→ **Activity**: Print the listing below from its opening line through the line holding "PAW, scalar-relativistic |", both ends included.

··· Source data ···

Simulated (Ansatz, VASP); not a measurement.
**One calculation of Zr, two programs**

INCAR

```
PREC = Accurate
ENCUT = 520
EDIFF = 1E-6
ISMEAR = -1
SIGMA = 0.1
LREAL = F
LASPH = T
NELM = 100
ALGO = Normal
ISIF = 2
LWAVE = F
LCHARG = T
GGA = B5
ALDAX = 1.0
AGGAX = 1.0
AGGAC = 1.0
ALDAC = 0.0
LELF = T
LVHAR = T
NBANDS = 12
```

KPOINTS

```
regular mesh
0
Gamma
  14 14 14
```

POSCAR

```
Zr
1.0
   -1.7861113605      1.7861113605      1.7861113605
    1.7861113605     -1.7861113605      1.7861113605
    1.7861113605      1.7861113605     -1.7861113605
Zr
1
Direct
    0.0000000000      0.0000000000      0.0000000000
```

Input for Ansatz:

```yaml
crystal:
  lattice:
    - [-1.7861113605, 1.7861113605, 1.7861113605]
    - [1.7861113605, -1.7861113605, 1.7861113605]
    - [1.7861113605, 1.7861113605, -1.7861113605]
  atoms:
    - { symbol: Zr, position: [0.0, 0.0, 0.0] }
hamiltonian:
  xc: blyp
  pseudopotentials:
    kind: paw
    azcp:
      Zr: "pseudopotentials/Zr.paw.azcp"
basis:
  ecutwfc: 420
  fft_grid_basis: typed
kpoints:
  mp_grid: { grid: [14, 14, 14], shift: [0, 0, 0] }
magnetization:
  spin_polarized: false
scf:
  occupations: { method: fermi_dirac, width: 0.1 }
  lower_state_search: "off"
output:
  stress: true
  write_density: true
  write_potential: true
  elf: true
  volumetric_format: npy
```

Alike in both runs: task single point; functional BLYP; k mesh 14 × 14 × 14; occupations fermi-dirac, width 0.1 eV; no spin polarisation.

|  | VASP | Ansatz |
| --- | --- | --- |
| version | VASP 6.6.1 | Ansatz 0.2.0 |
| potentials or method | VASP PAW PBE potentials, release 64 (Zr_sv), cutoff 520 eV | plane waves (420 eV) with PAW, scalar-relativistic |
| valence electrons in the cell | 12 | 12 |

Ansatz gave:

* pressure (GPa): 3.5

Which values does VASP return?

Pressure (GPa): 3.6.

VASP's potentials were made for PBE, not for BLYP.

···

→ **Exercise answer**:
Simulated (Ansatz, VASP); not a measurement.
**One calculation of Zr, two programs**

INCAR

```
PREC = Accurate
ENCUT = 520
EDIFF = 1E-6
ISMEAR = -1
SIGMA = 0.1
LREAL = F
LASPH = T
NELM = 100
ALGO = Normal
ISIF = 2
LWAVE = F
LCHARG = T
GGA = B5
ALDAX = 1.0
AGGAX = 1.0
AGGAC = 1.0
ALDAC = 0.0
LELF = T
LVHAR = T
NBANDS = 12
```

KPOINTS

```
regular mesh
0
Gamma
  14 14 14
```

POSCAR

```
Zr
1.0
   -1.7861113605      1.7861113605      1.7861113605
    1.7861113605     -1.7861113605      1.7861113605
    1.7861113605      1.7861113605     -1.7861113605
Zr
1
Direct
    0.0000000000      0.0000000000      0.0000000000
```

Input for Ansatz:

```yaml
crystal:
  lattice:
    - [-1.7861113605, 1.7861113605, 1.7861113605]
    - [1.7861113605, -1.7861113605, 1.7861113605]
    - [1.7861113605, 1.7861113605, -1.7861113605]
  atoms:
    - { symbol: Zr, position: [0.0, 0.0, 0.0] }
hamiltonian:
  xc: blyp
  pseudopotentials:
    kind: paw
    azcp:
      Zr: "pseudopotentials/Zr.paw.azcp"
basis:
  ecutwfc: 420
  fft_grid_basis: typed
kpoints:
  mp_grid: { grid: [14, 14, 14], shift: [0, 0, 0] }
magnetization:
  spin_polarized: false
scf:
  occupations: { method: fermi_dirac, width: 0.1 }
  lower_state_search: "off"
output:
  stress: true
  write_density: true
  write_potential: true
  elf: true
  volumetric_format: npy
```

Alike in both runs: task single point; functional BLYP; k mesh 14 × 14 × 14; occupations fermi-dirac, width 0.1 eV; no spin polarisation.

|  | VASP | Ansatz |
| --- | --- | --- |
| version | VASP 6.6.1 | Ansatz 0.2.0 |
| potentials or method | VASP PAW PBE potentials, release 64 (Zr_sv), cutoff 520 eV | plane waves (420 eV) with PAW, scalar-relativistic |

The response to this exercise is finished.